_WORK ORDER_: When you reach the line in the listing below that contains "- Potentials or", begin returning lines exactly as written, and stop after the line that contains "- Further INCAR". Return no other lines.

_RECORD SET_:
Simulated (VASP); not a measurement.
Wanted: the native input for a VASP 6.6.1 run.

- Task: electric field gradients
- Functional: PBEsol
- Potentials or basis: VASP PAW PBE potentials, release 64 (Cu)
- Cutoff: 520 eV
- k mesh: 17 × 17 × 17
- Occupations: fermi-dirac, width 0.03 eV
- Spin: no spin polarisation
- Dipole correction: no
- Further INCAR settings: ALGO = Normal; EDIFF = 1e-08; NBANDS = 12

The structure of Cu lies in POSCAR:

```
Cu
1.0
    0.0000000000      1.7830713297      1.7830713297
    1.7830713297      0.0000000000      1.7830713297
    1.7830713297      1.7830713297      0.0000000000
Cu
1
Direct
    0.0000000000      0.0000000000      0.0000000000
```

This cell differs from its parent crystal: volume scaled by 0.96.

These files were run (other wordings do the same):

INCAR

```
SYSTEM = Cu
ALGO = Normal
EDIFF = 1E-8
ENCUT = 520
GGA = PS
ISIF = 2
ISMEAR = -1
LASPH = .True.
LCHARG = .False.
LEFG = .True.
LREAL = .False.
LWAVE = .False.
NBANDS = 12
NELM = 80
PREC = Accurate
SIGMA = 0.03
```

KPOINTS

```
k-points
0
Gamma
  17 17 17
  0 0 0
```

_RESPONSE AREA_:
- Potentials or basis: VASP PAW PBE potentials, release 64 (Cu)
- Cutoff: 520 eV
- k mesh: 17 × 17 × 17
- Occupations: fermi-dirac, width 0.03 eV
- Spin: no spin polarisation
- Dipole correction: no
- Further INCAR settings: ALGO = Normal; EDIFF = 1e-08; NBANDS = 12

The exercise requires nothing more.